### WORK ITEM:
Produce an exact copy of the data below.

### SOURCE DATA:
•••
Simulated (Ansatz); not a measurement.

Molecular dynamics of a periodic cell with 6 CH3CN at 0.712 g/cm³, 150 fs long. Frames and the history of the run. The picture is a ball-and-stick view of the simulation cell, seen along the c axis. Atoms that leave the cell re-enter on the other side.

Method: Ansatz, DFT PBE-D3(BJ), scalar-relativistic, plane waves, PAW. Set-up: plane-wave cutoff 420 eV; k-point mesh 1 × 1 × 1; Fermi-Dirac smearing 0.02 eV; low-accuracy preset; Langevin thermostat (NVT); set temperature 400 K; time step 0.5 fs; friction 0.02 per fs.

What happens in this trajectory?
•••

### RESULT:
Simulated (Ansatz); not a measurement.

Molecular dynamics of a periodic cell with 6 CH3CN at 0.712 g/cm³, 150 fs long. Frames and the history of the run. The picture is a ball-and-stick view of the simulation cell, seen along the c axis. Atoms that leave the cell re-enter on the other side.

Method: Ansatz, DFT PBE-D3(BJ), scalar-relativistic, plane waves, PAW. Set-up: plane-wave cutoff 420 eV; k-point mesh 1 × 1 × 1; Fermi-Dirac smearing 0.02 eV; low-accuracy preset; Langevin thermostat (NVT); set temperature 400 K; time step 0.5 fs; friction 0.02 per fs.

What happens in this trajectory?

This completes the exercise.